****************
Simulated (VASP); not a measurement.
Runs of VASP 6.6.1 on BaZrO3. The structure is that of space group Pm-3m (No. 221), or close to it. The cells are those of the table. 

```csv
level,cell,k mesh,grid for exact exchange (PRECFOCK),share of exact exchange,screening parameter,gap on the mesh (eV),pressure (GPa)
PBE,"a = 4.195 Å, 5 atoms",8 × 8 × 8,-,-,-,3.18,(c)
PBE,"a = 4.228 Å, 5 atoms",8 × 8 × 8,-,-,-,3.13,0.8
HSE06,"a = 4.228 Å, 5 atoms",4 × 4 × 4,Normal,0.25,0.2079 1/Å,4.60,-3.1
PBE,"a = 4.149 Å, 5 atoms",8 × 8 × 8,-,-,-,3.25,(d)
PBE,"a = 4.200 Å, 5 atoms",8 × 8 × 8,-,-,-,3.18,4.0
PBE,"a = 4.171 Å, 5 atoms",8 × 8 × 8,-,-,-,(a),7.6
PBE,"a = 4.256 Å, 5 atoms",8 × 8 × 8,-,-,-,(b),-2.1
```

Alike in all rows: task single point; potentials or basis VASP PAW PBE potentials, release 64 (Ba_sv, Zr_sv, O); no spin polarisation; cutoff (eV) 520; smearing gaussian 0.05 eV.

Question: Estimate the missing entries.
****************

EXERCISE:
Every record is to be repeated exactly as written.

EXERCISE RESPONSE:
Simulated (VASP); not a measurement.
Runs of VASP 6.6.1 on BaZrO3. The structure is that of space group Pm-3m (No. 221), or close to it. The cells are those of the table. 

```csv
level,cell,k mesh,grid for exact exchange (PRECFOCK),share of exact exchange,screening parameter,gap on the mesh (eV),pressure (GPa)
PBE,"a = 4.195 Å, 5 atoms",8 × 8 × 8,-,-,-,3.18,(c)
PBE,"a = 4.228 Å, 5 atoms",8 × 8 × 8,-,-,-,3.13,0.8
HSE06,"a = 4.228 Å, 5 atoms",4 × 4 × 4,Normal,0.25,0.2079 1/Å,4.60,-3.1
PBE,"a = 4.149 Å, 5 atoms",8 × 8 × 8,-,-,-,3.25,(d)
PBE,"a = 4.200 Å, 5 atoms",8 × 8 × 8,-,-,-,3.18,4.0
PBE,"a = 4.171 Å, 5 atoms",8 × 8 × 8,-,-,-,(a),7.6
PBE,"a = 4.256 Å, 5 atoms",8 × 8 × 8,-,-,-,(b),-2.1
```

Alike in all rows: task single point; potentials or basis VASP PAW PBE potentials, release 64 (Ba_sv, Zr_sv, O); no spin polarisation; cutoff (eV) 520; smearing gaussian 0.05 eV.

Question: Estimate the missing entries.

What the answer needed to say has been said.